→ MATERIAL PROVIDED
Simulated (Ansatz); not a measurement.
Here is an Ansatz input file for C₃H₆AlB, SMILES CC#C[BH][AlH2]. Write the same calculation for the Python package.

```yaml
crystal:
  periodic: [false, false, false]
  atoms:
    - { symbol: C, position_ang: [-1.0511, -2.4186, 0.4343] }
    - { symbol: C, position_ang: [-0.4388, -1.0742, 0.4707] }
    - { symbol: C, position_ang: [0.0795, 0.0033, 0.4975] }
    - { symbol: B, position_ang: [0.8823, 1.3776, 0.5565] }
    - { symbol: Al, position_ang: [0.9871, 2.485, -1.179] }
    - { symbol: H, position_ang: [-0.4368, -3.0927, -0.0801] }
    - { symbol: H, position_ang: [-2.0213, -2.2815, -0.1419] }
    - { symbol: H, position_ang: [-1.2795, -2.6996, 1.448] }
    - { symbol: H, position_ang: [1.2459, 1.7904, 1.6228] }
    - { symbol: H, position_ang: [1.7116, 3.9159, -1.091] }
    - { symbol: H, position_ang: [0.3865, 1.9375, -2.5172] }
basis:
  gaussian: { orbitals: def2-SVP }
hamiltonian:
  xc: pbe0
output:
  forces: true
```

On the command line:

→ ASSIGNMENT
Transcribe the records above exactly, keeping every line.

→ RESULT
Simulated (Ansatz); not a measurement.
Here is an Ansatz input file for C₃H₆AlB, SMILES CC#C[BH][AlH2]. Write the same calculation for the Python package.

```yaml
crystal:
  periodic: [false, false, false]
  atoms:
    - { symbol: C, position_ang: [-1.0511, -2.4186, 0.4343] }
    - { symbol: C, position_ang: [-0.4388, -1.0742, 0.4707] }
    - { symbol: C, position_ang: [0.0795, 0.0033, 0.4975] }
    - { symbol: B, position_ang: [0.8823, 1.3776, 0.5565] }
    - { symbol: Al, position_ang: [0.9871, 2.485, -1.179] }
    - { symbol: H, position_ang: [-0.4368, -3.0927, -0.0801] }
    - { symbol: H, position_ang: [-2.0213, -2.2815, -0.1419] }
    - { symbol: H, position_ang: [-1.2795, -2.6996, 1.448] }
    - { symbol: H, position_ang: [1.2459, 1.7904, 1.6228] }
    - { symbol: H, position_ang: [1.7116, 3.9159, -1.091] }
    - { symbol: H, position_ang: [0.3865, 1.9375, -2.5172] }
basis:
  gaussian: { orbitals: def2-SVP }
hamiltonian:
  xc: pbe0
output:
  forces: true
```

On the command line:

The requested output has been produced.